Emit all the data exactly as provided.

INFORMATION.
---*---

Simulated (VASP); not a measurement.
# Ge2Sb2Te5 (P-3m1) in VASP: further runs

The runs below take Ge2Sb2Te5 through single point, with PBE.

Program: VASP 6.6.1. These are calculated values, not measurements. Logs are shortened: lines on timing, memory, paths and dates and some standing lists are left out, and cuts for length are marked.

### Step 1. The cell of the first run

---*---

ANSWER SECTION.
Simulated (VASP); not a measurement.
# Ge2Sb2Te5 (P-3m1) in VASP: further runs

The runs below take Ge2Sb2Te5 through single point, with PBE.

Program: VASP 6.6.1. These are calculated values, not measurements. Logs are shortened: lines on timing, memory, paths and dates and some standing lists are left out, and cuts for length are marked.

### Step 1. The cell of the first run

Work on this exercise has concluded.